WORK TASK: The records below are to be transcribed in full, exactly as given.

DATA UNDER STUDY: Begin
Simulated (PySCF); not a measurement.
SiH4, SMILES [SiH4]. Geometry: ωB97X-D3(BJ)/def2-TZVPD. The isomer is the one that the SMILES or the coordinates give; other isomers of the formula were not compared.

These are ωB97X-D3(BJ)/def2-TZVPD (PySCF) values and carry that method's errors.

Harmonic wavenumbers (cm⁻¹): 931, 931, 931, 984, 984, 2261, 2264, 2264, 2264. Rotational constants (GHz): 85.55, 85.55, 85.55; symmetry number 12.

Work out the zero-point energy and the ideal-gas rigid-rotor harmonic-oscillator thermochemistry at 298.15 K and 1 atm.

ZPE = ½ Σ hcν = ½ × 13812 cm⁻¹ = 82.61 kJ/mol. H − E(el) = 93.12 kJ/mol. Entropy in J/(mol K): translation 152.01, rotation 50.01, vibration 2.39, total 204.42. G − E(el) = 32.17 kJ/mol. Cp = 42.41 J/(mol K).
DATA UNDER STUDY: End

ANSWER BOX:
Simulated (PySCF); not a measurement.
SiH4, SMILES [SiH4]. Geometry: ωB97X-D3(BJ)/def2-TZVPD. The isomer is the one that the SMILES or the coordinates give; other isomers of the formula were not compared.

These are ωB97X-D3(BJ)/def2-TZVPD (PySCF) values and carry that method's errors.

Harmonic wavenumbers (cm⁻¹): 931, 931, 931, 984, 984, 2261, 2264, 2264, 2264. Rotational constants (GHz): 85.55, 85.55, 85.55; symmetry number 12.

Work out the zero-point energy and the ideal-gas rigid-rotor harmonic-oscillator thermochemistry at 298.15 K and 1 atm.

ZPE = ½ Σ hcν = ½ × 13812 cm⁻¹ = 82.61 kJ/mol. H − E(el) = 93.12 kJ/mol. Entropy in J/(mol K): translation 152.01, rotation 50.01, vibration 2.39, total 204.42. G − E(el) = 32.17 kJ/mol. Cp = 42.41 J/(mol K).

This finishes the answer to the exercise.